^^^^^^^^
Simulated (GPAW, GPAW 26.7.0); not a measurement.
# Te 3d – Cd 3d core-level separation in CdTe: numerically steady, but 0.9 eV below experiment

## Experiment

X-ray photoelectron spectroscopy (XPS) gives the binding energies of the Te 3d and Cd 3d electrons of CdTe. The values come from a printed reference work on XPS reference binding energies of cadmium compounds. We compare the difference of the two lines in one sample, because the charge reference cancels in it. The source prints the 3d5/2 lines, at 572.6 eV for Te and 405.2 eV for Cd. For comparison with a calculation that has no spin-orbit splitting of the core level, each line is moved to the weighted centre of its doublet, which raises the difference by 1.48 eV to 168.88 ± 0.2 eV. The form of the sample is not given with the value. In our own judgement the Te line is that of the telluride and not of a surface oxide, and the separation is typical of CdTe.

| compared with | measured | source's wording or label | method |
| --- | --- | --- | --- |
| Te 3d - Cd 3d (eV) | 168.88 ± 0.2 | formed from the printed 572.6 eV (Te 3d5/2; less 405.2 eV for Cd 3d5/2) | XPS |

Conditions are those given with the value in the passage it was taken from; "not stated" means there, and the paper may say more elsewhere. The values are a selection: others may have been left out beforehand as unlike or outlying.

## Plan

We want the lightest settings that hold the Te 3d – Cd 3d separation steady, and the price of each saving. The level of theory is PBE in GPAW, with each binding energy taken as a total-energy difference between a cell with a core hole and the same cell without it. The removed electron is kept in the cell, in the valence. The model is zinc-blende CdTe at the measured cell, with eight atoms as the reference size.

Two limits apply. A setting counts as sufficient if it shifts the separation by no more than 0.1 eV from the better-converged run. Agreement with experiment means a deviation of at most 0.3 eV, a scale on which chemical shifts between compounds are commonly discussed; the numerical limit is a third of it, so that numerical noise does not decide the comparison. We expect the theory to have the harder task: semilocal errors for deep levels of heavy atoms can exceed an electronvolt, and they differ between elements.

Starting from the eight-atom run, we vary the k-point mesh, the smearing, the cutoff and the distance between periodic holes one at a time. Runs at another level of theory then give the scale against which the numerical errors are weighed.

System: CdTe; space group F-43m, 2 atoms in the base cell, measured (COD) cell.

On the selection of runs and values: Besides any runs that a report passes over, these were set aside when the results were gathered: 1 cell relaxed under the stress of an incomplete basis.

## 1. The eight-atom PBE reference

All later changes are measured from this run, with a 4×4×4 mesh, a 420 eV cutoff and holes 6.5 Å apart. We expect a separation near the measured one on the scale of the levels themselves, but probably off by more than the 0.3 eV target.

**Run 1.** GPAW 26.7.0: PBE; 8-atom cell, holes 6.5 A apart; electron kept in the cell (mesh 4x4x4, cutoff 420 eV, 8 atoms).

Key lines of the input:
^^^^^^^^

(Requirement) Please output an exact copy of the lines above, from the opening line of the data down to the line that contains "We want the".

(Task response)
Simulated (GPAW, GPAW 26.7.0); not a measurement.
# Te 3d – Cd 3d core-level separation in CdTe: numerically steady, but 0.9 eV below experiment

## Experiment

X-ray photoelectron spectroscopy (XPS) gives the binding energies of the Te 3d and Cd 3d electrons of CdTe. The values come from a printed reference work on XPS reference binding energies of cadmium compounds. We compare the difference of the two lines in one sample, because the charge reference cancels in it. The source prints the 3d5/2 lines, at 572.6 eV for Te and 405.2 eV for Cd. For comparison with a calculation that has no spin-orbit splitting of the core level, each line is moved to the weighted centre of its doublet, which raises the difference by 1.48 eV to 168.88 ± 0.2 eV. The form of the sample is not given with the value. In our own judgement the Te line is that of the telluride and not of a surface oxide, and the separation is typical of CdTe.

| compared with | measured | source's wording or label | method |
| --- | --- | --- | --- |
| Te 3d - Cd 3d (eV) | 168.88 ± 0.2 | formed from the printed 572.6 eV (Te 3d5/2; less 405.2 eV for Cd 3d5/2) | XPS |

Conditions are those given with the value in the passage it was taken from; "not stated" means there, and the paper may say more elsewhere. The values are a selection: others may have been left out beforehand as unlike or outlying.

## Plan

We want the lightest settings that hold the Te 3d – Cd 3d separation steady, and the price of each saving. The level of theory is PBE in GPAW, with each binding energy taken as a total-energy difference between a cell with a core hole and the same cell without it. The removed electron is kept in the cell, in the valence. The model is zinc-blende CdTe at the measured cell, with eight atoms as the reference size.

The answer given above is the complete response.